STUDY MATERIAL:
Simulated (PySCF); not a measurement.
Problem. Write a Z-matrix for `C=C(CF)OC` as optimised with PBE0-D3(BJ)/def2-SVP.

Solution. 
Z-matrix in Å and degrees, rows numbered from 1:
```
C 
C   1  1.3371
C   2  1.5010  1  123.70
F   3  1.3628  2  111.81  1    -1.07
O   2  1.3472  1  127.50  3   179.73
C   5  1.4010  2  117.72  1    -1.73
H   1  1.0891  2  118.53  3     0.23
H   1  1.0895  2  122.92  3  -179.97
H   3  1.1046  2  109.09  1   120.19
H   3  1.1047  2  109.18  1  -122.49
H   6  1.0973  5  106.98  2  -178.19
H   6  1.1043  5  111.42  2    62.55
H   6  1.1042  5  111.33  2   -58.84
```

WORK REQUEST:
Each record above, from first to last, should be written out again exactly.

REPLY:
Simulated (PySCF); not a measurement.
Problem. Write a Z-matrix for `C=C(CF)OC` as optimised with PBE0-D3(BJ)/def2-SVP.

Solution. 
Z-matrix in Å and degrees, rows numbered from 1:
```
C 
C   1  1.3371
C   2  1.5010  1  123.70
F   3  1.3628  2  111.81  1    -1.07
O   2  1.3472  1  127.50  3   179.73
C   5  1.4010  2  117.72  1    -1.73
H   1  1.0891  2  118.53  3     0.23
H   1  1.0895  2  122.92  3  -179.97
H   3  1.1046  2  109.09  1   120.19
H   3  1.1047  2  109.18  1  -122.49
H   6  1.0973  5  106.98  2  -178.19
H   6  1.1043  5  111.42  2    62.55
H   6  1.1042  5  111.33  2   -58.84
```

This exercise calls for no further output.